RAW DATA section start

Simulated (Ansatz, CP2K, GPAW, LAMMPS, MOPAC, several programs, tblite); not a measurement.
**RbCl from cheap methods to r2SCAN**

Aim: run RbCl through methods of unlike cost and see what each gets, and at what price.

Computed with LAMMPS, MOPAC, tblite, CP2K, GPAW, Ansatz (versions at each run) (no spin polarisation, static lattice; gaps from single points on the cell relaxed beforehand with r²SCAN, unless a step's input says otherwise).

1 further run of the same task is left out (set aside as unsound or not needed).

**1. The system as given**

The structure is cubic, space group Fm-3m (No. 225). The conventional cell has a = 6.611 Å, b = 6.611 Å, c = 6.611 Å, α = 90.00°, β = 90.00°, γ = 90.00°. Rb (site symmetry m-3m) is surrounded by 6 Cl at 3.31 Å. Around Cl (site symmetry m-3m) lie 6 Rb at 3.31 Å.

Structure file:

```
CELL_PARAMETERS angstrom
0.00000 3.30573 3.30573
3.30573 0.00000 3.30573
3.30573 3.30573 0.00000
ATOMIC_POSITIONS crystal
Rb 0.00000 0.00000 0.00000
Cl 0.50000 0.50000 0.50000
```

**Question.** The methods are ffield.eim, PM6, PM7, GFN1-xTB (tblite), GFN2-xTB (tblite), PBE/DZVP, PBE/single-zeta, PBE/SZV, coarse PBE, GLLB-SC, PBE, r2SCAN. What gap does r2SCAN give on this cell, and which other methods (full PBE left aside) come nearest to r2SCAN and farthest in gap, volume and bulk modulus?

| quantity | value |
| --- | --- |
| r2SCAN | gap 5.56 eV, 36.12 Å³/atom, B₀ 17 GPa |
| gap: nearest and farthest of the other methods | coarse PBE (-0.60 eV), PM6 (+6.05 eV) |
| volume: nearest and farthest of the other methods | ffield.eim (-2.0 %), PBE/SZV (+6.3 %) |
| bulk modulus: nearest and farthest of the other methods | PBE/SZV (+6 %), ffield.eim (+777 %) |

RAW DATA section end

**WORK ITEM:**
In the listing above, locate the line with "quantity | value |" and the line with "PBE/SZV (+6.3 %) |", then extract exactly those lines and every line between them, and nothing more.

**WRITTEN RESPONSE:**
| quantity | value |
| --- | --- |
| r2SCAN | gap 5.56 eV, 36.12 Å³/atom, B₀ 17 GPa |
| gap: nearest and farthest of the other methods | coarse PBE (-0.60 eV), PM6 (+6.05 eV) |
| volume: nearest and farthest of the other methods | ffield.eim (-2.0 %), PBE/SZV (+6.3 %) |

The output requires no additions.